▶ [GIVEN ENTRIES]
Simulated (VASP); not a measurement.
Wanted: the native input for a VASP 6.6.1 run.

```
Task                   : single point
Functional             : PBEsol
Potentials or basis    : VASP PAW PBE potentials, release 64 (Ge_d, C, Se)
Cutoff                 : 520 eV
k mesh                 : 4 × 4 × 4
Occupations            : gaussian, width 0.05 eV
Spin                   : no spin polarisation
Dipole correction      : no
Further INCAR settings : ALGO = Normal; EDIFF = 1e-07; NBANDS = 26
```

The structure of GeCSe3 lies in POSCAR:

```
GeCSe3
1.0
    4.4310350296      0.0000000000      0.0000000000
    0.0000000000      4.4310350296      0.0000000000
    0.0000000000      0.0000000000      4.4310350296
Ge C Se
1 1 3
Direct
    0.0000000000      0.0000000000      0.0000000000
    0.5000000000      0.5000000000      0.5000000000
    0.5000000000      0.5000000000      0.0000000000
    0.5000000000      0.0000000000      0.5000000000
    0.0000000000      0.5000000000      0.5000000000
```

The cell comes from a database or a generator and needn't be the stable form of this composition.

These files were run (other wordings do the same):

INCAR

▶ [ACTIVITY] Reproduce the data in its entirety, matching each character.

▶ [RESPONSE]
Simulated (VASP); not a measurement.
Wanted: the native input for a VASP 6.6.1 run.

```
Task                   : single point
Functional             : PBEsol
Potentials or basis    : VASP PAW PBE potentials, release 64 (Ge_d, C, Se)
Cutoff                 : 520 eV
k mesh                 : 4 × 4 × 4
Occupations            : gaussian, width 0.05 eV
Spin                   : no spin polarisation
Dipole correction      : no
Further INCAR settings : ALGO = Normal; EDIFF = 1e-07; NBANDS = 26
```

The structure of GeCSe3 lies in POSCAR:

```
GeCSe3
1.0
    4.4310350296      0.0000000000      0.0000000000
    0.0000000000      4.4310350296      0.0000000000
    0.0000000000      0.0000000000      4.4310350296
Ge C Se
1 1 3
Direct
    0.0000000000      0.0000000000      0.0000000000
    0.5000000000      0.5000000000      0.5000000000
    0.5000000000      0.5000000000      0.0000000000
    0.5000000000      0.0000000000      0.5000000000
    0.0000000000      0.5000000000      0.5000000000
```

The cell comes from a database or a generator and needn't be the stable form of this composition.

These files were run (other wordings do the same):

INCAR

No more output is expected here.